» WORK TASK: From the line with "Computed with PBEsol" through the line with "The band gap", repeat the entries verbatim, both end lines included, and add nothing.

» EXTRACTED ENTRIES:
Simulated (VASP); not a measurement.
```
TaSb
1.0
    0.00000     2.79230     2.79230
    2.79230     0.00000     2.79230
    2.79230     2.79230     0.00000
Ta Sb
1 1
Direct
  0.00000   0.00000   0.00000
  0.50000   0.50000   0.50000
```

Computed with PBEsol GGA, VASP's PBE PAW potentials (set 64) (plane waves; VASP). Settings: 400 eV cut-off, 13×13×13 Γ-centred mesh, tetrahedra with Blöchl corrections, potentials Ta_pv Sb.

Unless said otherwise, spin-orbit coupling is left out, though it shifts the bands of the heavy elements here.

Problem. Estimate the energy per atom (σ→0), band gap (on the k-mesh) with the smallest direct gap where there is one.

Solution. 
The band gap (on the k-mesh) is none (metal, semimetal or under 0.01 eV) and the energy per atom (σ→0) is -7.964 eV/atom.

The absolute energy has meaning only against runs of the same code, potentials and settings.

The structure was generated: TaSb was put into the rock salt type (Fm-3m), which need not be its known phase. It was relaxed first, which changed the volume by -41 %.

» EXERCISE OUTPUT:
Computed with PBEsol GGA, VASP's PBE PAW potentials (set 64) (plane waves; VASP). Settings: 400 eV cut-off, 13×13×13 Γ-centred mesh, tetrahedra with Blöchl corrections, potentials Ta_pv Sb.

Unless said otherwise, spin-orbit coupling is left out, though it shifts the bands of the heavy elements here.

Problem. Estimate the energy per atom (σ→0), band gap (on the k-mesh) with the smallest direct gap where there is one.

Solution. 
The band gap (on the k-mesh) is none (metal, semimetal or under 0.01 eV) and the energy per atom (σ→0) is -7.964 eV/atom.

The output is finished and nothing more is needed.